Start of Data records
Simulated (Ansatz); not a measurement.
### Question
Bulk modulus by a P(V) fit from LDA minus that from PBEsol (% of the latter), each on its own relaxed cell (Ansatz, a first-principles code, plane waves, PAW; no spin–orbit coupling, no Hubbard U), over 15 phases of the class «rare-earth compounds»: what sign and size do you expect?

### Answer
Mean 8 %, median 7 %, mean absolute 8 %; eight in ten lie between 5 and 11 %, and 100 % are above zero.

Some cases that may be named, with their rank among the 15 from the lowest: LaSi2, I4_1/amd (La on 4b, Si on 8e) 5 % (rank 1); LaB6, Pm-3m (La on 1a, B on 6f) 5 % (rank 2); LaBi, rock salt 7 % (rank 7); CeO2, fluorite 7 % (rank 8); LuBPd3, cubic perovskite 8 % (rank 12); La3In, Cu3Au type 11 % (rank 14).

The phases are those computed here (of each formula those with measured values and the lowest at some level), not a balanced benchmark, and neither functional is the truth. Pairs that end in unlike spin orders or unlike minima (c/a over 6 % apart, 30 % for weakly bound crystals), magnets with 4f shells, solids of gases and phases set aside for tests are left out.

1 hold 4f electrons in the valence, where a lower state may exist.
End of Data records

◆ Task item
The expected response is the entire listing, repeated word for word.

◆ Result
Simulated (Ansatz); not a measurement.
### Question
Bulk modulus by a P(V) fit from LDA minus that from PBEsol (% of the latter), each on its own relaxed cell (Ansatz, a first-principles code, plane waves, PAW; no spin–orbit coupling, no Hubbard U), over 15 phases of the class «rare-earth compounds»: what sign and size do you expect?

### Answer
Mean 8 %, median 7 %, mean absolute 8 %; eight in ten lie between 5 and 11 %, and 100 % are above zero.

Some cases that may be named, with their rank among the 15 from the lowest: LaSi2, I4_1/amd (La on 4b, Si on 8e) 5 % (rank 1); LaB6, Pm-3m (La on 1a, B on 6f) 5 % (rank 2); LaBi, rock salt 7 % (rank 7); CeO2, fluorite 7 % (rank 8); LuBPd3, cubic perovskite 8 % (rank 12); La3In, Cu3Au type 11 % (rank 14).

The phases are those computed here (of each formula those with measured values and the lowest at some level), not a balanced benchmark, and neither functional is the truth. Pairs that end in unlike spin orders or unlike minima (c/a over 6 % apart, 30 % for weakly bound crystals), magnets with 4f shells, solids of gases and phases set aside for tests are left out.

1 hold 4f electrons in the valence, where a lower state may exist.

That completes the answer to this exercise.